__Data extracts__:
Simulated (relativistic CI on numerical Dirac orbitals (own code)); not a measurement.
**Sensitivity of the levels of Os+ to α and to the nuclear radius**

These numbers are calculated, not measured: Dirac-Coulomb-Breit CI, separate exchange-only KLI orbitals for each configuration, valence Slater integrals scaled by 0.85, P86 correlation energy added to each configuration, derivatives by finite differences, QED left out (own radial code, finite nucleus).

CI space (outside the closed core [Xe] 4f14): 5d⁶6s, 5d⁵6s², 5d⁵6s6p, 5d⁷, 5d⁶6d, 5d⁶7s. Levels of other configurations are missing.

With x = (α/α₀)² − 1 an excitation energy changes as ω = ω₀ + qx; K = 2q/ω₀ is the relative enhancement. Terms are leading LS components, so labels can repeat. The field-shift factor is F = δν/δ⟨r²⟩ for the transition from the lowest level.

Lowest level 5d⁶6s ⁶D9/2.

__Assignment__: Within the listing above, give again exactly every line from the line with "These numbers are" through the line with "With x = (α/α₀)²", both included, and no other line.

__Problem solution__:
These numbers are calculated, not measured: Dirac-Coulomb-Breit CI, separate exchange-only KLI orbitals for each configuration, valence Slater integrals scaled by 0.85, P86 correlation energy added to each configuration, derivatives by finite differences, QED left out (own radial code, finite nucleus).

CI space (outside the closed core [Xe] 4f14): 5d⁶6s, 5d⁵6s², 5d⁵6s6p, 5d⁷, 5d⁶6d, 5d⁶7s. Levels of other configurations are missing.

With x = (α/α₀)² − 1 an excitation energy changes as ω = ω₀ + qx; K = 2q/ω₀ is the relative enhancement. Terms are leading LS components, so labels can repeat. The field-shift factor is F = δν/δ⟨r²⟩ for the transition from the lowest level.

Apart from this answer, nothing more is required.